________________________

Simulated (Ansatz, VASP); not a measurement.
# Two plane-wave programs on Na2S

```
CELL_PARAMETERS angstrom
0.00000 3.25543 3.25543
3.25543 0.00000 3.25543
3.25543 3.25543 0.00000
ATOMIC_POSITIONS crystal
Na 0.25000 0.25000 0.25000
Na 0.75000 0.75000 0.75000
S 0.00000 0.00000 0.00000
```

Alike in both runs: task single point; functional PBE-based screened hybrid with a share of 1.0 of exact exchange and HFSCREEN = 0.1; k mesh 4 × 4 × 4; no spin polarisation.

________________________

## ASSIGNED TASK
Transcribe the records in full, so that each line reads exactly as before.

## EXERCISE SOLUTION
Simulated (Ansatz, VASP); not a measurement.
# Two plane-wave programs on Na2S

```
CELL_PARAMETERS angstrom
0.00000 3.25543 3.25543
3.25543 0.00000 3.25543
3.25543 3.25543 0.00000
ATOMIC_POSITIONS crystal
Na 0.25000 0.25000 0.25000
Na 0.75000 0.75000 0.75000
S 0.00000 0.00000 0.00000
```

Alike in both runs: task single point; functional PBE-based screened hybrid with a share of 1.0 of exact exchange and HFSCREEN = 0.1; k mesh 4 × 4 × 4; no spin polarisation.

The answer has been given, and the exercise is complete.